**Work order**
Provide an exact copy of the lines from the beginning of the records through the line that includes "spin polarisation |", and of no others.

-----
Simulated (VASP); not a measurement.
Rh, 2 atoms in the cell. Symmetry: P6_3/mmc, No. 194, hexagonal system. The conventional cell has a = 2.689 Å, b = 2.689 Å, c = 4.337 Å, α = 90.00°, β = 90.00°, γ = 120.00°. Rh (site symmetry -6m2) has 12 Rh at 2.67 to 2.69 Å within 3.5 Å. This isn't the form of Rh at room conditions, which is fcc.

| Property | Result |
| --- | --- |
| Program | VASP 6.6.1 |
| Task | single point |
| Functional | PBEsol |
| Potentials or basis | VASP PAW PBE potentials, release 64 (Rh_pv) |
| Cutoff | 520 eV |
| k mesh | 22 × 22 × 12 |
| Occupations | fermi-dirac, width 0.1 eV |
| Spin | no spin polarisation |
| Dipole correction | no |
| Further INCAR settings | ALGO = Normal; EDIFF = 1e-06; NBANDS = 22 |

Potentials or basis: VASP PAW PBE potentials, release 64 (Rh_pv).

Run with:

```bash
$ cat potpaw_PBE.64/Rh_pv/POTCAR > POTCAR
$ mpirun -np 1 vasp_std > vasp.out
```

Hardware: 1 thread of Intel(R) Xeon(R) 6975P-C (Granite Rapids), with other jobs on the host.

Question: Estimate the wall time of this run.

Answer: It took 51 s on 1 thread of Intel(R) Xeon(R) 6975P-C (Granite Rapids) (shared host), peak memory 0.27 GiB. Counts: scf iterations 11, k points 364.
-----

**Task result**
Simulated (VASP); not a measurement.
Rh, 2 atoms in the cell. Symmetry: P6_3/mmc, No. 194, hexagonal system. The conventional cell has a = 2.689 Å, b = 2.689 Å, c = 4.337 Å, α = 90.00°, β = 90.00°, γ = 120.00°. Rh (site symmetry -6m2) has 12 Rh at 2.67 to 2.69 Å within 3.5 Å. This isn't the form of Rh at room conditions, which is fcc.

| Property | Result |
| --- | --- |
| Program | VASP 6.6.1 |
| Task | single point |
| Functional | PBEsol |
| Potentials or basis | VASP PAW PBE potentials, release 64 (Rh_pv) |
| Cutoff | 520 eV |
| k mesh | 22 × 22 × 12 |
| Occupations | fermi-dirac, width 0.1 eV |
| Spin | no spin polarisation |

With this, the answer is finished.